- **Work order**
Output must match the data below exactly from its first line through the line that contains "### Question", with no other line.

-------

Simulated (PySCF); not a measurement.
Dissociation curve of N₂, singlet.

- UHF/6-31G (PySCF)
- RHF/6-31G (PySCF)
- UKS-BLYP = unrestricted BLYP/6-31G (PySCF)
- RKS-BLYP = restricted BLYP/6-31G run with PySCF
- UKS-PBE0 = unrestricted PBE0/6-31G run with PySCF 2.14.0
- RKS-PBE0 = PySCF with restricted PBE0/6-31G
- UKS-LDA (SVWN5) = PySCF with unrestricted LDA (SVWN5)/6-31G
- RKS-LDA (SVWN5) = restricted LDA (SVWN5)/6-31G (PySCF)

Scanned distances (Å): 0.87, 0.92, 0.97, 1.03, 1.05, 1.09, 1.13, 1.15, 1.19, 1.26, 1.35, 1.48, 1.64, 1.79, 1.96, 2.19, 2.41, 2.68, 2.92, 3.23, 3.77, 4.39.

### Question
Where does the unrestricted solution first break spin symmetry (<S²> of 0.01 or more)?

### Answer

-------

- **Task result**
Simulated (PySCF); not a measurement.
Dissociation curve of N₂, singlet.

- UHF/6-31G (PySCF)
- RHF/6-31G (PySCF)
- UKS-BLYP = unrestricted BLYP/6-31G (PySCF)
- RKS-BLYP = restricted BLYP/6-31G run with PySCF
- UKS-PBE0 = unrestricted PBE0/6-31G run with PySCF 2.14.0
- RKS-PBE0 = PySCF with restricted PBE0/6-31G
- UKS-LDA (SVWN5) = PySCF with unrestricted LDA (SVWN5)/6-31G
- RKS-LDA (SVWN5) = restricted LDA (SVWN5)/6-31G (PySCF)

Scanned distances (Å): 0.87, 0.92, 0.97, 1.03, 1.05, 1.09, 1.13, 1.15, 1.19, 1.26, 1.35, 1.48, 1.64, 1.79, 1.96, 2.19, 2.41, 2.68, 2.92, 3.23, 3.77, 4.39.

### Question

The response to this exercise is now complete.